* _ASSIGNED TASK_:
Starting at the top of the entries below, print each line exactly until the line with "A k mesh can miss the band edges." has been printed too.

* _THE DATA_:
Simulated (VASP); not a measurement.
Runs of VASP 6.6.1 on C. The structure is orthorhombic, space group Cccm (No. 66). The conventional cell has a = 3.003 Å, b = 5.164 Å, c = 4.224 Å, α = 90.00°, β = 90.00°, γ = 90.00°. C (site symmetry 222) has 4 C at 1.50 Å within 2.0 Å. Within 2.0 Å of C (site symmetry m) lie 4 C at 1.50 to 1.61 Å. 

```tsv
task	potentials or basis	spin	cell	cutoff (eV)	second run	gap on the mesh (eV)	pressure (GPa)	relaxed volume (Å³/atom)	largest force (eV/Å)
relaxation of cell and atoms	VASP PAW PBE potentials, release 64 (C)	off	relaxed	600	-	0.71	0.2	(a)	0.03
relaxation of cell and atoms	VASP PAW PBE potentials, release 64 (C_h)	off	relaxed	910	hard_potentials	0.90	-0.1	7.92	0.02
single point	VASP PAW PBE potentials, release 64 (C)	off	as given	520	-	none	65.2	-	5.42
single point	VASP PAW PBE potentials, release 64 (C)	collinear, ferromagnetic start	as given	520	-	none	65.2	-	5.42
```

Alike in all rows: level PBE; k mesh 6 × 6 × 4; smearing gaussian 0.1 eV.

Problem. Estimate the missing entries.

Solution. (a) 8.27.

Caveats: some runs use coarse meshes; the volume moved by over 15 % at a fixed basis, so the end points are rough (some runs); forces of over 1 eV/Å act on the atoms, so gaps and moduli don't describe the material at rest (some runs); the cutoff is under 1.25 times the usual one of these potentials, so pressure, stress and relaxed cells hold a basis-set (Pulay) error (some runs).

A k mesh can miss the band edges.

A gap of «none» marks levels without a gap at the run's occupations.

* _EXPECTED ANSWER_:
Simulated (VASP); not a measurement.
Runs of VASP 6.6.1 on C. The structure is orthorhombic, space group Cccm (No. 66). The conventional cell has a = 3.003 Å, b = 5.164 Å, c = 4.224 Å, α = 90.00°, β = 90.00°, γ = 90.00°. C (site symmetry 222) has 4 C at 1.50 Å within 2.0 Å. Within 2.0 Å of C (site symmetry m) lie 4 C at 1.50 to 1.61 Å. 

```tsv
task	potentials or basis	spin	cell	cutoff (eV)	second run	gap on the mesh (eV)	pressure (GPa)	relaxed volume (Å³/atom)	largest force (eV/Å)
relaxation of cell and atoms	VASP PAW PBE potentials, release 64 (C)	off	relaxed	600	-	0.71	0.2	(a)	0.03
relaxation of cell and atoms	VASP PAW PBE potentials, release 64 (C_h)	off	relaxed	910	hard_potentials	0.90	-0.1	7.92	0.02
single point	VASP PAW PBE potentials, release 64 (C)	off	as given	520	-	none	65.2	-	5.42
single point	VASP PAW PBE potentials, release 64 (C)	collinear, ferromagnetic start	as given	520	-	none	65.2	-	5.42
```

Alike in all rows: level PBE; k mesh 6 × 6 × 4; smearing gaussian 0.1 eV.

Problem. Estimate the missing entries.

Solution. (a) 8.27.

Caveats: some runs use coarse meshes; the volume moved by over 15 % at a fixed basis, so the end points are rough (some runs); forces of over 1 eV/Å act on the atoms, so gaps and moduli don't describe the material at rest (some runs); the cutoff is under 1.25 times the usual one of these potentials, so pressure, stress and relaxed cells hold a basis-set (Pulay) error (some runs).

A k mesh can miss the band edges.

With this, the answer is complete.